### EXERCISE DATA
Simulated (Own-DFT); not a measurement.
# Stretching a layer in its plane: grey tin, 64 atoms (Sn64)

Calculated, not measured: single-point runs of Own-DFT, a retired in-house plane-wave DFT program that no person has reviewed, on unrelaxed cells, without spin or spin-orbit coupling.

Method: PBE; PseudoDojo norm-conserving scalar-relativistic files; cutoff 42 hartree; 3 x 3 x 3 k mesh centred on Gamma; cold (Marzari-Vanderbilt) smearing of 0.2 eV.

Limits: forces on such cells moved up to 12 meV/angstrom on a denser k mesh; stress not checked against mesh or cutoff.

### WORK REQUEST
The entries above must be repeated word for word.

### ANSWER SPACE
Simulated (Own-DFT); not a measurement.
# Stretching a layer in its plane: grey tin, 64 atoms (Sn64)

Calculated, not measured: single-point runs of Own-DFT, a retired in-house plane-wave DFT program that no person has reviewed, on unrelaxed cells, without spin or spin-orbit coupling.

Method: PBE; PseudoDojo norm-conserving scalar-relativistic files; cutoff 42 hartree; 3 x 3 x 3 k mesh centred on Gamma; cold (Marzari-Vanderbilt) smearing of 0.2 eV.

Limits: forces on such cells moved up to 12 meV/angstrom on a denser k mesh; stress not checked against mesh or cutoff.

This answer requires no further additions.